───
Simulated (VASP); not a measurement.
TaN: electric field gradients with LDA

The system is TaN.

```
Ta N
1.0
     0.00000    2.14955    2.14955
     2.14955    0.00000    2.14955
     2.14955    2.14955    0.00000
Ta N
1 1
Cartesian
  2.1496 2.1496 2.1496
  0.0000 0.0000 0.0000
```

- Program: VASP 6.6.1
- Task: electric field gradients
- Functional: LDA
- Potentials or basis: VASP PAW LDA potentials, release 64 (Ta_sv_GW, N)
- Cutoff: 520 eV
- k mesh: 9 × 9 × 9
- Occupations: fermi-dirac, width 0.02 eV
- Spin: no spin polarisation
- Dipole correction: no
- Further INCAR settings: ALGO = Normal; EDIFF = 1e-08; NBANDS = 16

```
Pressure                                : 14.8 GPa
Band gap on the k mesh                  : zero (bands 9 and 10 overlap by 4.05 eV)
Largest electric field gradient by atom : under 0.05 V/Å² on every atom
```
───

■ Work task
Nothing in the records may be left out; transcribe all of them exactly.

■ Task response
Simulated (VASP); not a measurement.
TaN: electric field gradients with LDA

The system is TaN.

```
Ta N
1.0
     0.00000    2.14955    2.14955
     2.14955    0.00000    2.14955
     2.14955    2.14955    0.00000
Ta N
1 1
Cartesian
  2.1496 2.1496 2.1496
  0.0000 0.0000 0.0000
```

- Program: VASP 6.6.1
- Task: electric field gradients
- Functional: LDA
- Potentials or basis: VASP PAW LDA potentials, release 64 (Ta_sv_GW, N)
- Cutoff: 520 eV
- k mesh: 9 × 9 × 9
- Occupations: fermi-dirac, width 0.02 eV
- Spin: no spin polarisation
- Dipole correction: no
- Further INCAR settings: ALGO = Normal; EDIFF = 1e-08; NBANDS = 16

```
Pressure                                : 14.8 GPa
Band gap on the k mesh                  : zero (bands 9 and 10 overlap by 4.05 eV)
Largest electric field gradient by atom : under 0.05 V/Å² on every atom
```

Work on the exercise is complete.